WORK REQUEST -
Copy out every line below without alteration.

EXTRACTED MATERIAL -
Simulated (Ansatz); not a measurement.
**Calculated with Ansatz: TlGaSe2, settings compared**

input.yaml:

ANSWER SECTION -
Simulated (Ansatz); not a measurement.
**Calculated with Ansatz: TlGaSe2, settings compared**

input.yaml:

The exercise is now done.